Task item - Exactly the lines from the beginning of the material to the line with "mesh | 4 × 4 × 3 |" are to be repeated, both ends included.

Source data Block Start

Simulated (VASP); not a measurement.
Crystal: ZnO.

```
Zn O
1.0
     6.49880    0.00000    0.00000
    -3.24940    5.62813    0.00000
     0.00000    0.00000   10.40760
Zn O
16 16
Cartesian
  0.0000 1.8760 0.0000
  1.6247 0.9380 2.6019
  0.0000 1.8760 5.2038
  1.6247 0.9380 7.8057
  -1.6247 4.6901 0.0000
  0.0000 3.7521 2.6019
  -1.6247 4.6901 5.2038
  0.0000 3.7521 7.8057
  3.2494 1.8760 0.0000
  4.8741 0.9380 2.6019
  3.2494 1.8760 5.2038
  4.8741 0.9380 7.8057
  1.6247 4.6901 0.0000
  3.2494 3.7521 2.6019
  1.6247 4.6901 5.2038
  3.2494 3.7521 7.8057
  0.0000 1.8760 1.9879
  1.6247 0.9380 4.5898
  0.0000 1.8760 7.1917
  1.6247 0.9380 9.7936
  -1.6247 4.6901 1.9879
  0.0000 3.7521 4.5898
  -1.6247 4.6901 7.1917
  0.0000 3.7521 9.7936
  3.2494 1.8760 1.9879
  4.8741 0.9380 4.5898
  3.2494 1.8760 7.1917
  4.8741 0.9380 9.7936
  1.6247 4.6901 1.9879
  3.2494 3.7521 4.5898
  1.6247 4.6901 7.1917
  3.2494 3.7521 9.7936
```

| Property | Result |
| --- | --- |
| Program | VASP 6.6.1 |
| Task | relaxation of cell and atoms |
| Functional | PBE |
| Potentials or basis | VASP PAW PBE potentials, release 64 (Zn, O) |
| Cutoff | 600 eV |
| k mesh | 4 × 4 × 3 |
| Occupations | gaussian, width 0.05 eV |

Source data Block End

Answer area -
Simulated (VASP); not a measurement.
Crystal: ZnO.

```
Zn O
1.0
     6.49880    0.00000    0.00000
    -3.24940    5.62813    0.00000
     0.00000    0.00000   10.40760
Zn O
16 16
Cartesian
  0.0000 1.8760 0.0000
  1.6247 0.9380 2.6019
  0.0000 1.8760 5.2038
  1.6247 0.9380 7.8057
  -1.6247 4.6901 0.0000
  0.0000 3.7521 2.6019
  -1.6247 4.6901 5.2038
  0.0000 3.7521 7.8057
  3.2494 1.8760 0.0000
  4.8741 0.9380 2.6019
  3.2494 1.8760 5.2038
  4.8741 0.9380 7.8057
  1.6247 4.6901 0.0000
  3.2494 3.7521 2.6019
  1.6247 4.6901 5.2038
  3.2494 3.7521 7.8057
  0.0000 1.8760 1.9879
  1.6247 0.9380 4.5898
  0.0000 1.8760 7.1917
  1.6247 0.9380 9.7936
  -1.6247 4.6901 1.9879
  0.0000 3.7521 4.5898
  -1.6247 4.6901 7.1917
  0.0000 3.7521 9.7936
  3.2494 1.8760 1.9879
  4.8741 0.9380 4.5898
  3.2494 1.8760 7.1917
  4.8741 0.9380 9.7936
  1.6247 4.6901 1.9879
  3.2494 3.7521 4.5898
  1.6247 4.6901 7.1917
  3.2494 3.7521 9.7936
```

| Property | Result |
| --- | --- |
| Program | VASP 6.6.1 |
| Task | relaxation of cell and atoms |
| Functional | PBE |
| Potentials or basis | VASP PAW PBE potentials, release 64 (Zn, O) |
| Cutoff | 600 eV |
| k mesh | 4 × 4 × 3 |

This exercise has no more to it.